DATA LISTING
....

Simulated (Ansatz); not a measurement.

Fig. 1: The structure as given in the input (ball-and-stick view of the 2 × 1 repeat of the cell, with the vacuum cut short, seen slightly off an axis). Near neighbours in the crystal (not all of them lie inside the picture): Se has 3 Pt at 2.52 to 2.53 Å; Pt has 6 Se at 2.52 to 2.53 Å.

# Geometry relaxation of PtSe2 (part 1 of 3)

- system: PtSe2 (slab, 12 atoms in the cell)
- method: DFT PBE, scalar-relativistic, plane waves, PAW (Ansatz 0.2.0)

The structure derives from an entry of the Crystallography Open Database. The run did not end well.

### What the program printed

....

Each entry needs to be copied out exactly as written.

WRITTEN ANSWER
Simulated (Ansatz); not a measurement.

Fig. 1: The structure as given in the input (ball-and-stick view of the 2 × 1 repeat of the cell, with the vacuum cut short, seen slightly off an axis). Near neighbours in the crystal (not all of them lie inside the picture): Se has 3 Pt at 2.52 to 2.53 Å; Pt has 6 Se at 2.52 to 2.53 Å.

# Geometry relaxation of PtSe2 (part 1 of 3)

- system: PtSe2 (slab, 12 atoms in the cell)
- method: DFT PBE, scalar-relativistic, plane waves, PAW (Ansatz 0.2.0)

The structure derives from an entry of the Crystallography Open Database. The run did not end well.

### What the program printed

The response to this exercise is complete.